Work instruction ->
Every line from the beginning of the data through the line containing "Geometry: B3LYP-D3(BJ)/def2-SVP." should be reproduced exactly, and no further lines should be output.

** Opening Data excerpts block **

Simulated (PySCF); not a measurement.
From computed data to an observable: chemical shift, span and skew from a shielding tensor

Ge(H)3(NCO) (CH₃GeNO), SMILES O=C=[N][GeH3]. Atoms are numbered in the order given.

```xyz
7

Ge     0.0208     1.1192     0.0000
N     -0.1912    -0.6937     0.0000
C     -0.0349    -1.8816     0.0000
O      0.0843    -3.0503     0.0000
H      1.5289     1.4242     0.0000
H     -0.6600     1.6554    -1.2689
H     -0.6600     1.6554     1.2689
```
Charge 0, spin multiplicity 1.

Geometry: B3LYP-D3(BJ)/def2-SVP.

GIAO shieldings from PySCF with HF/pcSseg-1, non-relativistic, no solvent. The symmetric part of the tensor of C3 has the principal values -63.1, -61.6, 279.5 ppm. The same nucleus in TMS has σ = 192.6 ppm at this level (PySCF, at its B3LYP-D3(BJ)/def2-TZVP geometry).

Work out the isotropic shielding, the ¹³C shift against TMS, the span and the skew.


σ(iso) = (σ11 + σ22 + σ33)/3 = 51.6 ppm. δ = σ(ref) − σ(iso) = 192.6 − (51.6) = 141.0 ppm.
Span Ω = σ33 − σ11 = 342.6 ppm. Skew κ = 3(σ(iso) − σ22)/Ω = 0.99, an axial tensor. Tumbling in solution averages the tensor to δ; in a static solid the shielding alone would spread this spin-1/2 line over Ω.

** Closing Data excerpts block **

Exercise output ->
Simulated (PySCF); not a measurement.
From computed data to an observable: chemical shift, span and skew from a shielding tensor

Ge(H)3(NCO) (CH₃GeNO), SMILES O=C=[N][GeH3]. Atoms are numbered in the order given.

```xyz
7

Ge     0.0208     1.1192     0.0000
N     -0.1912    -0.6937     0.0000
C     -0.0349    -1.8816     0.0000
O      0.0843    -3.0503     0.0000
H      1.5289     1.4242     0.0000
H     -0.6600     1.6554    -1.2689
H     -0.6600     1.6554     1.2689
```
Charge 0, spin multiplicity 1.

Geometry: B3LYP-D3(BJ)/def2-SVP.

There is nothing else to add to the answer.